**BRIEF**
Exactly reproduce the data from its first line through the line with "ε(0/−1) = [(17.336", leaving out every line after it.

- - - - - - -

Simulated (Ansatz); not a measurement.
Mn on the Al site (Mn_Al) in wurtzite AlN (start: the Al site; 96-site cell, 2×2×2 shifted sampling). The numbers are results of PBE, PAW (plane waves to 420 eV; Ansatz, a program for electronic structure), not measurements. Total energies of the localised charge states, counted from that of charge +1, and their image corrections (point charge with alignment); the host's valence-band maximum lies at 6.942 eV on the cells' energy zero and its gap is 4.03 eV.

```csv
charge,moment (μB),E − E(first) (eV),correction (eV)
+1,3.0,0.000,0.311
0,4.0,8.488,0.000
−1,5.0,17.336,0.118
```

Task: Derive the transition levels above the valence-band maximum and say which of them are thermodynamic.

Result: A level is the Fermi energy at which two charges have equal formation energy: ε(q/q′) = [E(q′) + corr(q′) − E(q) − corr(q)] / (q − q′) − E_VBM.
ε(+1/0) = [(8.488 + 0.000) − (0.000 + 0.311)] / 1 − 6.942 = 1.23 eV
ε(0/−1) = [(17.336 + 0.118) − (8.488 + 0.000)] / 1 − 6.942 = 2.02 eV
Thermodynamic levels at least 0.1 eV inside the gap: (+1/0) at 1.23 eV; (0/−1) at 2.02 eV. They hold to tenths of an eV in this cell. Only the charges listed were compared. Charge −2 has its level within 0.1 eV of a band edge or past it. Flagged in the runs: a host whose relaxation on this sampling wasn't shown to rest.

- - - - - - -

**ANSWER BOX**
Simulated (Ansatz); not a measurement.
Mn on the Al site (Mn_Al) in wurtzite AlN (start: the Al site; 96-site cell, 2×2×2 shifted sampling). The numbers are results of PBE, PAW (plane waves to 420 eV; Ansatz, a program for electronic structure), not measurements. Total energies of the localised charge states, counted from that of charge +1, and their image corrections (point charge with alignment); the host's valence-band maximum lies at 6.942 eV on the cells' energy zero and its gap is 4.03 eV.

```csv
charge,moment (μB),E − E(first) (eV),correction (eV)
+1,3.0,0.000,0.311
0,4.0,8.488,0.000
−1,5.0,17.336,0.118
```

Task: Derive the transition levels above the valence-band maximum and say which of them are thermodynamic.

Result: A level is the Fermi energy at which two charges have equal formation energy: ε(q/q′) = [E(q′) + corr(q′) − E(q) − corr(q)] / (q − q′) − E_VBM.
ε(+1/0) = [(8.488 + 0.000) − (0.000 + 0.311)] / 1 − 6.942 = 1.23 eV
ε(0/−1) = [(17.336 + 0.118) − (8.488 + 0.000)] / 1 − 6.942 = 2.02 eV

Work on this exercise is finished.